__Exercise__: Exactly as written, copy the lines that run from the start of the data below to the line containing "Coordinates come from", both ends included.

__Data to examine__:
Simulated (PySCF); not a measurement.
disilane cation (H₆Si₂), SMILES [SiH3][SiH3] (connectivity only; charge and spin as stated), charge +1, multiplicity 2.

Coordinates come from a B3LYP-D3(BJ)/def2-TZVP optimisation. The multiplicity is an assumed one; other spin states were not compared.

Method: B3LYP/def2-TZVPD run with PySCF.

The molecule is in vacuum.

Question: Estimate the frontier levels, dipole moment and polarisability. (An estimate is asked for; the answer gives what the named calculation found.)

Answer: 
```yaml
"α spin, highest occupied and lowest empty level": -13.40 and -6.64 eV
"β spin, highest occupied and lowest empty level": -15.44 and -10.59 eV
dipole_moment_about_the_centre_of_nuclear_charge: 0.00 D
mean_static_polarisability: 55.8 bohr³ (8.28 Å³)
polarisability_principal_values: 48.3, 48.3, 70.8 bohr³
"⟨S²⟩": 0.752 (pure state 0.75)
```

__Reply__:
Simulated (PySCF); not a measurement.
disilane cation (H₆Si₂), SMILES [SiH3][SiH3] (connectivity only; charge and spin as stated), charge +1, multiplicity 2.

Coordinates come from a B3LYP-D3(BJ)/def2-TZVP optimisation. The multiplicity is an assumed one; other spin states were not compared.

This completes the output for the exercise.